-- ACTIVITY --
In the data below, find the line containing "The results are computed with NWChem 7.3.0.", then set down that line and every later line up to and including the line containing "### 1 Starting point", exactly.

Content starts

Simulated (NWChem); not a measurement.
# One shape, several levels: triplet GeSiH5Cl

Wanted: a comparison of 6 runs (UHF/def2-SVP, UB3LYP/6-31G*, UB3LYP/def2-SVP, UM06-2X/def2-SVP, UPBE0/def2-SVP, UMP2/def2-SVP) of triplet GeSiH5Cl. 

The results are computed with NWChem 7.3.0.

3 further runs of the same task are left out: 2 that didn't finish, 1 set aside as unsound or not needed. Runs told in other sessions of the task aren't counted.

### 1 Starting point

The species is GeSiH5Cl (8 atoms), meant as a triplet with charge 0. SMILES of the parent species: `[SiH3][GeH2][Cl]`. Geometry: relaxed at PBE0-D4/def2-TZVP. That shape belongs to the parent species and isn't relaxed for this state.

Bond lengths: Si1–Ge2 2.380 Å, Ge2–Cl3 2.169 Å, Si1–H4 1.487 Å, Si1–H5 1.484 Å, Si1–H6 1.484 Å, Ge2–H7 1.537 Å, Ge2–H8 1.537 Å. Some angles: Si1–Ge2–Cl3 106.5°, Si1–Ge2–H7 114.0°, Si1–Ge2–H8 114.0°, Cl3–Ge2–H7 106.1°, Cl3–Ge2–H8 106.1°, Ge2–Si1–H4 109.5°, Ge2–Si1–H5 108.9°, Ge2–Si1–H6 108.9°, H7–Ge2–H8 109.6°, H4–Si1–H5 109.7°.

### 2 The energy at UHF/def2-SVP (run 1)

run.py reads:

Content ends

-- REPLY --
The results are computed with NWChem 7.3.0.

3 further runs of the same task are left out: 2 that didn't finish, 1 set aside as unsound or not needed. Runs told in other sessions of the task aren't counted.

### 1 Starting point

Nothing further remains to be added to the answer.